#### Given information ####
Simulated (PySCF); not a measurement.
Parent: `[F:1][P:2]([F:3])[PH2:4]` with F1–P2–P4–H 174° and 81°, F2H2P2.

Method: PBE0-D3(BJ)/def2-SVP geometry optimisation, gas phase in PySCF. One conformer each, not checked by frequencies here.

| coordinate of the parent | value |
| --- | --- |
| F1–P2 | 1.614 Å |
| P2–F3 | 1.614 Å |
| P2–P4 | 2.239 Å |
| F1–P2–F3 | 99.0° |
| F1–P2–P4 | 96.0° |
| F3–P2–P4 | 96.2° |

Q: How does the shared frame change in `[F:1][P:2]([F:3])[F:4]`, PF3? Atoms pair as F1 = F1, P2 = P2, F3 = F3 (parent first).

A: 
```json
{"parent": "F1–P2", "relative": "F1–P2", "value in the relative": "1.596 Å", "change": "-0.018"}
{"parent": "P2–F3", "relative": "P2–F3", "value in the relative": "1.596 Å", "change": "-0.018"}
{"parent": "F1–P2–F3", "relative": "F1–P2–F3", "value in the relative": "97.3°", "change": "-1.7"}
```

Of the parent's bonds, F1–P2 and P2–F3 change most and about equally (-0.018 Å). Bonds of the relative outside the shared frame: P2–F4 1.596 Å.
####

Please reproduce the lines from the line with "and 81°, F2H2P2." to the line with "F1–P2–F3 | 99.0° |", both ends included, exactly as they appear above.

→ **Your response**:
Parent: `[F:1][P:2]([F:3])[PH2:4]` with F1–P2–P4–H 174° and 81°, F2H2P2.

Method: PBE0-D3(BJ)/def2-SVP geometry optimisation, gas phase in PySCF. One conformer each, not checked by frequencies here.

| coordinate of the parent | value |
| --- | --- |
| F1–P2 | 1.614 Å |
| P2–F3 | 1.614 Å |
| P2–P4 | 2.239 Å |
| F1–P2–F3 | 99.0° |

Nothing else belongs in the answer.